- Work order
The output is the lines below from the one with "This is an input" through the one with "the run end?", both included, printed exactly and with no other line.

- Dataset content
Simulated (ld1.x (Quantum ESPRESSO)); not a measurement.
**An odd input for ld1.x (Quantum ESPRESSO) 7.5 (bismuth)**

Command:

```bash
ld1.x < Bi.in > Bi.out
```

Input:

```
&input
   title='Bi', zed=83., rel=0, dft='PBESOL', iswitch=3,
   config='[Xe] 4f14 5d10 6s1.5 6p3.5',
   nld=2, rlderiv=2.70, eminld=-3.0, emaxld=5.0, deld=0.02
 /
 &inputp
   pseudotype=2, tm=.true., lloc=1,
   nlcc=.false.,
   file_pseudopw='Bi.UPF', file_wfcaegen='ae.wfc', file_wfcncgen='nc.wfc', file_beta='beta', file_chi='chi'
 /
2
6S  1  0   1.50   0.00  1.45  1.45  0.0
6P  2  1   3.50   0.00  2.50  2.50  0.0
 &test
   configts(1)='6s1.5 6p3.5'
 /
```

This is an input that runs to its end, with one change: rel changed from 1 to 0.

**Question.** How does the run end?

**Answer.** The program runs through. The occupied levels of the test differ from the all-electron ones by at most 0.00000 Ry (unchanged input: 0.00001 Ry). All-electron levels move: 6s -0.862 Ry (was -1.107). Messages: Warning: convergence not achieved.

- Answer box
This is an input that runs to its end, with one change: rel changed from 1 to 0.

**Question.** How does the run end?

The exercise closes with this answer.